── Provided data
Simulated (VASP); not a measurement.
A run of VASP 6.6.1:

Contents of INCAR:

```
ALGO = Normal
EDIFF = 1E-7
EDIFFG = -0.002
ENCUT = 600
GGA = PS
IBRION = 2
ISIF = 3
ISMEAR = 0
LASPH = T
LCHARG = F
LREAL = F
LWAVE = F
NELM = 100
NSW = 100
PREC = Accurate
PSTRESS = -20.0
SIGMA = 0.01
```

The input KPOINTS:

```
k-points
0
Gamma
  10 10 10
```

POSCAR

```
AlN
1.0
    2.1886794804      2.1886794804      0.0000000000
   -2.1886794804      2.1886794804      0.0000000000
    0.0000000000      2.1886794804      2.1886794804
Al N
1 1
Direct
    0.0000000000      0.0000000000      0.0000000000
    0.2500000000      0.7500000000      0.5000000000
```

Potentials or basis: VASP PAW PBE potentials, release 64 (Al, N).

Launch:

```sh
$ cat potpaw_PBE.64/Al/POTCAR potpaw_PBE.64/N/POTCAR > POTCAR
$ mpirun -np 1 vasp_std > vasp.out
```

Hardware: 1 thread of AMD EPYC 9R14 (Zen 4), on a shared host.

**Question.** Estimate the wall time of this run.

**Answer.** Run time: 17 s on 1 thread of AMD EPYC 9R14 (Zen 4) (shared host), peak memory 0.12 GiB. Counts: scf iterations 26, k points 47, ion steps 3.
────

§ Task item:
Would you output, from the records above, exactly the run of lines that starts at the line containing "Hardware: 1 thread" and ends at the line containing "of this run.", and only that run?

§ Written answer:
Hardware: 1 thread of AMD EPYC 9R14 (Zen 4), on a shared host.

**Question.** Estimate the wall time of this run.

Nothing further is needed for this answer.